▶ _WORK TASK_
Include in the output exactly the lines from the opening of the data through the line containing "A user runs", and nothing more.

*** INFORMATION SUPPLIED ***

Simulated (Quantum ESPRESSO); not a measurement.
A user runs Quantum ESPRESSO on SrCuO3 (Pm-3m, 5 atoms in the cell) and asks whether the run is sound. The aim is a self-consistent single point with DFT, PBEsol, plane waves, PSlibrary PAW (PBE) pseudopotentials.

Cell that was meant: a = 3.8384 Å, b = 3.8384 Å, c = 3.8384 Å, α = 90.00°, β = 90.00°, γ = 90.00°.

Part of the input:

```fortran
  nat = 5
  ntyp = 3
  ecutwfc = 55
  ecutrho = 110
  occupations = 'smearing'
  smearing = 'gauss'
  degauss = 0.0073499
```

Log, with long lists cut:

*** End of INFORMATION SUPPLIED ***

▶ _WRITTEN ANSWER_
Simulated (Quantum ESPRESSO); not a measurement.
A user runs Quantum ESPRESSO on SrCuO3 (Pm-3m, 5 atoms in the cell) and asks whether the run is sound. The aim is a self-consistent single point with DFT, PBEsol, plane waves, PSlibrary PAW (PBE) pseudopotentials.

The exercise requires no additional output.